WORK ORDER:
The lines from the top of the listing through the one containing "Orthographic view. Depth" are to be retyped exactly, with no other lines.

INFORMATION SHOWN:
[Start of section]
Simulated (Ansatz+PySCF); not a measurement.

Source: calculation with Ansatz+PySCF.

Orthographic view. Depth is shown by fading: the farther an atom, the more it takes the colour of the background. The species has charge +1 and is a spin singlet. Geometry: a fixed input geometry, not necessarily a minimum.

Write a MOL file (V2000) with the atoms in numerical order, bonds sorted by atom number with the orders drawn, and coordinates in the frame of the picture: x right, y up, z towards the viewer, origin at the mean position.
[End of section]

REPLY:
Simulated (Ansatz+PySCF); not a measurement.

Source: calculation with Ansatz+PySCF.

Orthographic view. Depth is shown by fading: the farther an atom, the more it takes the colour of the background. The species has charge +1 and is a spin singlet. Geometry: a fixed input geometry, not necessarily a minimum.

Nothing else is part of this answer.